● Work order
Output, without alteration, the first line of the entries and each line after it, stopping with the line that contains "Problem. Estimate VASP's values.".

● Entries shown
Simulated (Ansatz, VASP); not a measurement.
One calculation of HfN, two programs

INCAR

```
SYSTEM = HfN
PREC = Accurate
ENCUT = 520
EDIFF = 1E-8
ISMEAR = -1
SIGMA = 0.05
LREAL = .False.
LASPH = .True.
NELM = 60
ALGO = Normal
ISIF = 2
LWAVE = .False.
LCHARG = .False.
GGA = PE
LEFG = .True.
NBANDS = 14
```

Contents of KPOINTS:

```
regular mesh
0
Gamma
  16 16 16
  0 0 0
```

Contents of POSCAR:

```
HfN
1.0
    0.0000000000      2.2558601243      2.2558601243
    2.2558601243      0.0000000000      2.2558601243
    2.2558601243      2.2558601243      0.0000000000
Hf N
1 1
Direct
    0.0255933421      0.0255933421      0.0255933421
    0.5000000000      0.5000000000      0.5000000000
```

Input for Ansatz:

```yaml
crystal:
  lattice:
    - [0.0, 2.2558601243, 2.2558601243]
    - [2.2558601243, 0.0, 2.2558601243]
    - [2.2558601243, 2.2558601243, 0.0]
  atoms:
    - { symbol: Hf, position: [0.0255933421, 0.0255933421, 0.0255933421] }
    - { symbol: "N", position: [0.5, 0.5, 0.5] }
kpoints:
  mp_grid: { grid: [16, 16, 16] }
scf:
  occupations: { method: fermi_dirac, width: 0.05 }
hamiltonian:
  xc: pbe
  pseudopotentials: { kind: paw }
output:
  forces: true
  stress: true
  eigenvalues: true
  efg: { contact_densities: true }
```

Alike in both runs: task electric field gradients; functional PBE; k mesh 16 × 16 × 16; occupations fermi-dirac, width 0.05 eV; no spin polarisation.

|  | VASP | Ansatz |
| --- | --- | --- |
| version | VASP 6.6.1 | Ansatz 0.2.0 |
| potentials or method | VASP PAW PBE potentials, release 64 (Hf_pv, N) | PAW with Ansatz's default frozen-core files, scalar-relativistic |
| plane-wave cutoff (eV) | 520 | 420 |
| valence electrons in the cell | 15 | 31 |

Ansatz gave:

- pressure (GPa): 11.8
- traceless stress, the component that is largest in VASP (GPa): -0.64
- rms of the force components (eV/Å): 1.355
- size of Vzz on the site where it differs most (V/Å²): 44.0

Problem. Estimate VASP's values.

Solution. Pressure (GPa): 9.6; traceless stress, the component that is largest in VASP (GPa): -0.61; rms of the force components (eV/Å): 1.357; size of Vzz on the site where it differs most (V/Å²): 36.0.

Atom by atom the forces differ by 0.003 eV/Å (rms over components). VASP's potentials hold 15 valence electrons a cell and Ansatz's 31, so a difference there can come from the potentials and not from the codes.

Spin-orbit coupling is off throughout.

● Problem solution
Simulated (Ansatz, VASP); not a measurement.
One calculation of HfN, two programs

INCAR

```
SYSTEM = HfN
PREC = Accurate
ENCUT = 520
EDIFF = 1E-8
ISMEAR = -1
SIGMA = 0.05
LREAL = .False.
LASPH = .True.
NELM = 60
ALGO = Normal
ISIF = 2
LWAVE = .False.
LCHARG = .False.
GGA = PE
LEFG = .True.
NBANDS = 14
```

Contents of KPOINTS:

```
regular mesh
0
Gamma
  16 16 16
  0 0 0
```

Contents of POSCAR:

```
HfN
1.0
    0.0000000000      2.2558601243      2.2558601243
    2.2558601243      0.0000000000      2.2558601243
    2.2558601243      2.2558601243      0.0000000000
Hf N
1 1
Direct
    0.0255933421      0.0255933421      0.0255933421
    0.5000000000      0.5000000000      0.5000000000
```

Input for Ansatz:

```yaml
crystal:
  lattice:
    - [0.0, 2.2558601243, 2.2558601243]
    - [2.2558601243, 0.0, 2.2558601243]
    - [2.2558601243, 2.2558601243, 0.0]
  atoms:
    - { symbol: Hf, position: [0.0255933421, 0.0255933421, 0.0255933421] }
    - { symbol: "N", position: [0.5, 0.5, 0.5] }
kpoints:
  mp_grid: { grid: [16, 16, 16] }
scf:
  occupations: { method: fermi_dirac, width: 0.05 }
hamiltonian:
  xc: pbe
  pseudopotentials: { kind: paw }
output:
  forces: true
  stress: true
  eigenvalues: true
  efg: { contact_densities: true }
```

Alike in both runs: task electric field gradients; functional PBE; k mesh 16 × 16 × 16; occupations fermi-dirac, width 0.05 eV; no spin polarisation.

|  | VASP | Ansatz |
| --- | --- | --- |
| version | VASP 6.6.1 | Ansatz 0.2.0 |
| potentials or method | VASP PAW PBE potentials, release 64 (Hf_pv, N) | PAW with Ansatz's default frozen-core files, scalar-relativistic |
| plane-wave cutoff (eV) | 520 | 420 |
| valence electrons in the cell | 15 | 31 |

Ansatz gave:

- pressure (GPa): 11.8
- traceless stress, the component that is largest in VASP (GPa): -0.64
- rms of the force components (eV/Å): 1.355
- size of Vzz on the site where it differs most (V/Å²): 44.0

Problem. Estimate VASP's values.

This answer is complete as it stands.